DATA SUPPLIED —
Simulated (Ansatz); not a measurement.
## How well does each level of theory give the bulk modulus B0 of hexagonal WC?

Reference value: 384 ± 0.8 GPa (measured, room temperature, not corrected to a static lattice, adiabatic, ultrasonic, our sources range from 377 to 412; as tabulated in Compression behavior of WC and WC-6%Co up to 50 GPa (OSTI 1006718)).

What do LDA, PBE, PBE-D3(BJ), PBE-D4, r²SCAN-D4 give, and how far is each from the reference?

ACTION ITEM —
Print out each line of the data exactly.

WORKED SOLUTION —
Simulated (Ansatz); not a measurement.
## How well does each level of theory give the bulk modulus B0 of hexagonal WC?

Reference value: 384 ± 0.8 GPa (measured, room temperature, not corrected to a static lattice, adiabatic, ultrasonic, our sources range from 377 to 412; as tabulated in Compression behavior of WC and WC-6%Co up to 50 GPa (OSTI 1006718)).

What do LDA, PBE, PBE-D3(BJ), PBE-D4, r²SCAN-D4 give, and how far is each from the reference?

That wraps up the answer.